Work request:
Below are some records; output exactly the lines from the line with "64 (Ni, N)." to the line with "Caveat: the k", both ends kept, and nothing more.

Supplied material:
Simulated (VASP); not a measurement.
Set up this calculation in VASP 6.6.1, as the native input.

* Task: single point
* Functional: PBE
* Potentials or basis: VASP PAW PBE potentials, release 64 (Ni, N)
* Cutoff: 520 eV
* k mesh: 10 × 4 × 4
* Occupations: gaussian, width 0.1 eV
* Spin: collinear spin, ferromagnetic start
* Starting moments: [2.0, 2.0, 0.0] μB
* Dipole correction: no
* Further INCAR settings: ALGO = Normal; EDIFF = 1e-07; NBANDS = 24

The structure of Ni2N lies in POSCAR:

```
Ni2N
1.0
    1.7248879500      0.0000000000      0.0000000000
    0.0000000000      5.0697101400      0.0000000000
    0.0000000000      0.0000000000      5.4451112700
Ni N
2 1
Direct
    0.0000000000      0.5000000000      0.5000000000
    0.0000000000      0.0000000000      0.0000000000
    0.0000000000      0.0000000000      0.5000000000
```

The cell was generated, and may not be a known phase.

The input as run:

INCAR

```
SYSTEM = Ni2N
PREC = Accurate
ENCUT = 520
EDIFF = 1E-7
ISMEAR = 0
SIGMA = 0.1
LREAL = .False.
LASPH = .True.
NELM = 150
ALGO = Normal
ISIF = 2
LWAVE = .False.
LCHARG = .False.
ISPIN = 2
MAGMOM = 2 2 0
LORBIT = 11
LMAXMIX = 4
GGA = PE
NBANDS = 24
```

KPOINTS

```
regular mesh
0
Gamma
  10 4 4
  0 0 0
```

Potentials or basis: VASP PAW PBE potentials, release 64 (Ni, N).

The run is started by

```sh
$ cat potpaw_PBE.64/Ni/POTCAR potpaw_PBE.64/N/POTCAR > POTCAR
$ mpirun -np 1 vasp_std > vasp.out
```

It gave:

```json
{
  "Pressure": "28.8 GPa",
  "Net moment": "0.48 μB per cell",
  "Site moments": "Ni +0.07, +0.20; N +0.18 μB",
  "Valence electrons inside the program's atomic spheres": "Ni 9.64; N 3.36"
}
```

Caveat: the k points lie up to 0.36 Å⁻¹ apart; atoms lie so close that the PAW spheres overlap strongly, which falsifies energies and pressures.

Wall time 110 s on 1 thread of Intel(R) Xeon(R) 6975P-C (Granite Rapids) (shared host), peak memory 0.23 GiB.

Answer box:
Potentials or basis: VASP PAW PBE potentials, release 64 (Ni, N).

The run is started by

```sh
$ cat potpaw_PBE.64/Ni/POTCAR potpaw_PBE.64/N/POTCAR > POTCAR
$ mpirun -np 1 vasp_std > vasp.out
```

It gave:

```json
{
  "Pressure": "28.8 GPa",
  "Net moment": "0.48 μB per cell",
  "Site moments": "Ni +0.07, +0.20; N +0.18 μB",
  "Valence electrons inside the program's atomic spheres": "Ni 9.64; N 3.36"
}
```

Caveat: the k points lie up to 0.36 Å⁻¹ apart; atoms lie so close that the PAW spheres overlap strongly, which falsifies energies and pressures.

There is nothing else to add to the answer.